(Recorded information)

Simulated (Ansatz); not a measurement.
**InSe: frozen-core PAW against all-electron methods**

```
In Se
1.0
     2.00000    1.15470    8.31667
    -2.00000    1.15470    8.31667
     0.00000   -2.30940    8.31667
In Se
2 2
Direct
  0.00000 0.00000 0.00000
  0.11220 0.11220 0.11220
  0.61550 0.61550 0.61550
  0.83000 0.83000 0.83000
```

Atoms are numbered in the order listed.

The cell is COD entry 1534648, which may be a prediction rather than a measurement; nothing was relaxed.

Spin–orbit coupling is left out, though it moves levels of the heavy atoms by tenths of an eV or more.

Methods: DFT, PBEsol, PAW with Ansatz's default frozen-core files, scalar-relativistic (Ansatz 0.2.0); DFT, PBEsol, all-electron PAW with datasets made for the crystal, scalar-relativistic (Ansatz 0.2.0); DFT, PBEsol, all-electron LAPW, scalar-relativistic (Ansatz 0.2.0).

(End Recorded information)

Output must consist only of the listing's lines from the first through the line with "Spin–orbit coupling is", reproduced word for word.

Simulated (Ansatz); not a measurement.
**InSe: frozen-core PAW against all-electron methods**

```
In Se
1.0
     2.00000    1.15470    8.31667
    -2.00000    1.15470    8.31667
     0.00000   -2.30940    8.31667
In Se
2 2
Direct
  0.00000 0.00000 0.00000
  0.11220 0.11220 0.11220
  0.61550 0.61550 0.61550
  0.83000 0.83000 0.83000
```

Atoms are numbered in the order listed.

The cell is COD entry 1534648, which may be a prediction rather than a measurement; nothing was relaxed.

Spin–orbit coupling is left out, though it moves levels of the heavy atoms by tenths of an eV or more.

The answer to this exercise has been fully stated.